*** Information shown ***

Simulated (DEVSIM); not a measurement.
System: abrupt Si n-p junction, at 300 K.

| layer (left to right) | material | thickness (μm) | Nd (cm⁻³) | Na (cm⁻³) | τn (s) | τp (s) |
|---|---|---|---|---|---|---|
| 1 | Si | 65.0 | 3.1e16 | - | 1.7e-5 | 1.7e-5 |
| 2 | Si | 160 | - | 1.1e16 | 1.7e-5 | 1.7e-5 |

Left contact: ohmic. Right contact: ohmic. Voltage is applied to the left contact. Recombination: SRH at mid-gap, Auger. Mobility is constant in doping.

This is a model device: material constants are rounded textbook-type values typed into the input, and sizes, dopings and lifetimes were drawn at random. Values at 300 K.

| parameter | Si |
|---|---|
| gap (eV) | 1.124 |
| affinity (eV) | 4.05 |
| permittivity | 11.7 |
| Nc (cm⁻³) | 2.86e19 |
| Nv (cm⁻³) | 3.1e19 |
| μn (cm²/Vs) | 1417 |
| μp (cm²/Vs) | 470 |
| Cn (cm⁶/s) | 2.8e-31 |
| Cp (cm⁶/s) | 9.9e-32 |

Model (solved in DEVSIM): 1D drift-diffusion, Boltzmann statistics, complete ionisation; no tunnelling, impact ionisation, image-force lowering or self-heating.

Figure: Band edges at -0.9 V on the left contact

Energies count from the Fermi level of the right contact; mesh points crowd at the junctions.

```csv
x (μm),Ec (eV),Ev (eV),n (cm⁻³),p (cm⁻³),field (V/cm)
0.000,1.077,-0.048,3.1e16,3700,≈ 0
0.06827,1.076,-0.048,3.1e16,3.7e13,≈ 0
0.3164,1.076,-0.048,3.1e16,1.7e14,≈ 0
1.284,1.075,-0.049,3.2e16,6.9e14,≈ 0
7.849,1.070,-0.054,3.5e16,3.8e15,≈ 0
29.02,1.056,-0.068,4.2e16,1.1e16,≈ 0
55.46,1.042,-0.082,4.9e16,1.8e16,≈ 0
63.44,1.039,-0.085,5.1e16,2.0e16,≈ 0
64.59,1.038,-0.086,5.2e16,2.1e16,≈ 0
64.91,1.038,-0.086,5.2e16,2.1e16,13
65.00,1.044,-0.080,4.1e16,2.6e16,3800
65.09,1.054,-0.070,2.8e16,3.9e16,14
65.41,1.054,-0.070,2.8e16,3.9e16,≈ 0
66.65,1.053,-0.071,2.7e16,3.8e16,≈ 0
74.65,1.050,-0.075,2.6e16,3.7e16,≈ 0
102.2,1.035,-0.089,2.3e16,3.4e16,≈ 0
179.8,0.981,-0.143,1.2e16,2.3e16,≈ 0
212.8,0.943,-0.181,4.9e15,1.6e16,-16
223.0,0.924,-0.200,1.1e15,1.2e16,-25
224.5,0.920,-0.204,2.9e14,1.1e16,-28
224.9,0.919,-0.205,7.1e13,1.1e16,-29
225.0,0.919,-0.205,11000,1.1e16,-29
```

*** End of Information shown ***

*Task item*
Set down the lines of the listing above verbatim, first line through the line containing "Left contact: ohmic.", inclusive; add no other lines.

*Exercise response*
Simulated (DEVSIM); not a measurement.
System: abrupt Si n-p junction, at 300 K.

| layer (left to right) | material | thickness (μm) | Nd (cm⁻³) | Na (cm⁻³) | τn (s) | τp (s) |
|---|---|---|---|---|---|---|
| 1 | Si | 65.0 | 3.1e16 | - | 1.7e-5 | 1.7e-5 |
| 2 | Si | 160 | - | 1.1e16 | 1.7e-5 | 1.7e-5 |

Left contact: ohmic. Right contact: ohmic. Voltage is applied to the left contact. Recombination: SRH at mid-gap, Auger. Mobility is constant in doping.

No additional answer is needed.